==== DATA UNDER STUDY
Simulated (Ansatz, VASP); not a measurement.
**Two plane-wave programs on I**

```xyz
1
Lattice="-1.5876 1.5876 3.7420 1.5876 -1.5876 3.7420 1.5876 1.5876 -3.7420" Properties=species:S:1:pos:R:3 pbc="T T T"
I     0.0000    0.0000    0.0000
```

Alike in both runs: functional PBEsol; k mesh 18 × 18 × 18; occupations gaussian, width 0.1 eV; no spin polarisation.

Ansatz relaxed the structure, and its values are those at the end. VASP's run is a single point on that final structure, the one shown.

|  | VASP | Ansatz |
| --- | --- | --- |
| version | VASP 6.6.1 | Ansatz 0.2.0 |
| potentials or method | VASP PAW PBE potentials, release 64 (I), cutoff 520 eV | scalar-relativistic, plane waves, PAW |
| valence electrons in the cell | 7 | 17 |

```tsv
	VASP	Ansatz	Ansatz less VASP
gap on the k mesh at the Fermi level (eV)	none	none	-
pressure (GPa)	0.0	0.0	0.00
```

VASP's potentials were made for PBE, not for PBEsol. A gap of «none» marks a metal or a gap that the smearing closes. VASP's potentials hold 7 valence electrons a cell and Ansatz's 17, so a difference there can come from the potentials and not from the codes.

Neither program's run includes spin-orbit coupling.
========

• [WORK ITEM] Only the lines from the one containing "waves, PAW |" through the one containing "VASP's potentials were" are to be retyped, both boundary lines included, with no other material.

• [TASK OUTPUT]
| potentials or method | VASP PAW PBE potentials, release 64 (I), cutoff 520 eV | scalar-relativistic, plane waves, PAW |
| valence electrons in the cell | 7 | 17 |

```tsv
	VASP	Ansatz	Ansatz less VASP
gap on the k mesh at the Fermi level (eV)	none	none	-
pressure (GPa)	0.0	0.0	0.00
```

VASP's potentials were made for PBE, not for PBEsol. A gap of «none» marks a metal or a gap that the smearing closes. VASP's potentials hold 7 valence electrons a cell and Ansatz's 17, so a difference there can come from the potentials and not from the codes.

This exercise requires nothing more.